Assignment ::
Set down exactly the first line of the entries and every line after it, through the line with "Program: VASP 6.6.1.".

Segment Open
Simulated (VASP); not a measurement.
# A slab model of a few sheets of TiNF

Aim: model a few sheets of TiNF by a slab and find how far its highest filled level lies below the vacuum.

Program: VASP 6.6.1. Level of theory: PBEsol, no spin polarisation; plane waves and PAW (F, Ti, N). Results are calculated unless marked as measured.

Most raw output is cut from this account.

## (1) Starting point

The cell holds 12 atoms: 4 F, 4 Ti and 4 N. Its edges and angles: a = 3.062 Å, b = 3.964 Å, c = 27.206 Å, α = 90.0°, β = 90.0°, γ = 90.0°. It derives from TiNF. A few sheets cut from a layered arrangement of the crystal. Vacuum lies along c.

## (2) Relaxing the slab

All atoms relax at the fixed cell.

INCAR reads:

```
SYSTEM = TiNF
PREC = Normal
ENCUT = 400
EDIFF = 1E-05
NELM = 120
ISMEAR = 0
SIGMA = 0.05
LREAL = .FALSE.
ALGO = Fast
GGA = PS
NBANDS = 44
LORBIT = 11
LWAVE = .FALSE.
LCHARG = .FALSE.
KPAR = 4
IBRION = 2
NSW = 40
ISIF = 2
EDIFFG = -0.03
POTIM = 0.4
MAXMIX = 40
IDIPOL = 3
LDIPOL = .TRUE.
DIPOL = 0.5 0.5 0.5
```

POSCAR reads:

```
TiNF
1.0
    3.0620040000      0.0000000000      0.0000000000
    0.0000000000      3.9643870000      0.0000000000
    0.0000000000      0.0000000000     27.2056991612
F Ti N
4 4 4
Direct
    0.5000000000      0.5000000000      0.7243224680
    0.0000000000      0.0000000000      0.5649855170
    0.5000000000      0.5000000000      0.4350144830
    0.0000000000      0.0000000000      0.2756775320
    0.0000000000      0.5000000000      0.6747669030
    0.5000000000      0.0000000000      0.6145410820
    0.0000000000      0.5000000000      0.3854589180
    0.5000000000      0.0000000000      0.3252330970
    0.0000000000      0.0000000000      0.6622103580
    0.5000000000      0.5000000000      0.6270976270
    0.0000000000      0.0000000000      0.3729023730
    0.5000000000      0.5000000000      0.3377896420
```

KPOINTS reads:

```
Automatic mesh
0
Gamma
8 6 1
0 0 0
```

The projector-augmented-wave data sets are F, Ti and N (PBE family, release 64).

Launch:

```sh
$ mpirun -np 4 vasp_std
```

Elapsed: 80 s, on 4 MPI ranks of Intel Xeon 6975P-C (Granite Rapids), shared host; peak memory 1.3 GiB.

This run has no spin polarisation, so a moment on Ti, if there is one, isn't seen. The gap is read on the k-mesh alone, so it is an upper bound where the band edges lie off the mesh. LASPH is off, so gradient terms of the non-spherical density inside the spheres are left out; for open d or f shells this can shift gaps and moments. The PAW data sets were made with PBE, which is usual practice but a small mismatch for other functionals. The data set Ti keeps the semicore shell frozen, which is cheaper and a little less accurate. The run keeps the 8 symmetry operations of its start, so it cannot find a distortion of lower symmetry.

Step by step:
Segment Closed

Problem solution ::
Simulated (VASP); not a measurement.
# A slab model of a few sheets of TiNF

Aim: model a few sheets of TiNF by a slab and find how far its highest filled level lies below the vacuum.

Program: VASP 6.6.1. Level of theory: PBEsol, no spin polarisation; plane waves and PAW (F, Ti, N). Results are calculated unless marked as measured.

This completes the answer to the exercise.